▶ Work request
Reproduce the records exactly, beginning with their first line and ending with the line that contains "0.1 | 22.61 |", and output nothing more.

▶ Supplied entries
··········
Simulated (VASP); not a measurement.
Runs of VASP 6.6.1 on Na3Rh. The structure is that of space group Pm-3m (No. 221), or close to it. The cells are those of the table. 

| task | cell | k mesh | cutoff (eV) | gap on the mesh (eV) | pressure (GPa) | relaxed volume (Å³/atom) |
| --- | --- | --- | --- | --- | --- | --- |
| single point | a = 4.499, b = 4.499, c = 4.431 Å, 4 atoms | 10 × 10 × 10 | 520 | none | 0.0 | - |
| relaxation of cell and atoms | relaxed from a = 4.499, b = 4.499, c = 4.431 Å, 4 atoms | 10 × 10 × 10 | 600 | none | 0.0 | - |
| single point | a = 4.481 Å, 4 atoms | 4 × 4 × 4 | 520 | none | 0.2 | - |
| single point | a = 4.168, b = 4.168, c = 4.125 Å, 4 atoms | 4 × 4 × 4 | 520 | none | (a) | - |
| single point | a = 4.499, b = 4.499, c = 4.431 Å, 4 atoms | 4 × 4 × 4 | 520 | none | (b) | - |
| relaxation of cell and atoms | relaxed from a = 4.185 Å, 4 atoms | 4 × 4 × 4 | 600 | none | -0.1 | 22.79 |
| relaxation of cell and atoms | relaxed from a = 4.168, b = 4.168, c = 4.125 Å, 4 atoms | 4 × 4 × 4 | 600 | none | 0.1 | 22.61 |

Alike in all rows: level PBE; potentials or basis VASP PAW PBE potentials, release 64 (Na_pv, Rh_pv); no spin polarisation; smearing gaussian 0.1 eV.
··········

▶ Task solution
Simulated (VASP); not a measurement.
Runs of VASP 6.6.1 on Na3Rh. The structure is that of space group Pm-3m (No. 221), or close to it. The cells are those of the table. 

| task | cell | k mesh | cutoff (eV) | gap on the mesh (eV) | pressure (GPa) | relaxed volume (Å³/atom) |
| --- | --- | --- | --- | --- | --- | --- |
| single point | a = 4.499, b = 4.499, c = 4.431 Å, 4 atoms | 10 × 10 × 10 | 520 | none | 0.0 | - |
| relaxation of cell and atoms | relaxed from a = 4.499, b = 4.499, c = 4.431 Å, 4 atoms | 10 × 10 × 10 | 600 | none | 0.0 | - |
| single point | a = 4.481 Å, 4 atoms | 4 × 4 × 4 | 520 | none | 0.2 | - |
| single point | a = 4.168, b = 4.168, c = 4.125 Å, 4 atoms | 4 × 4 × 4 | 520 | none | (a) | - |
| single point | a = 4.499, b = 4.499, c = 4.431 Å, 4 atoms | 4 × 4 × 4 | 520 | none | (b) | - |
| relaxation of cell and atoms | relaxed from a = 4.185 Å, 4 atoms | 4 × 4 × 4 | 600 | none | -0.1 | 22.79 |
| relaxation of cell and atoms | relaxed from a = 4.168, b = 4.168, c = 4.125 Å, 4 atoms | 4 × 4 × 4 | 600 | none | 0.1 | 22.61 |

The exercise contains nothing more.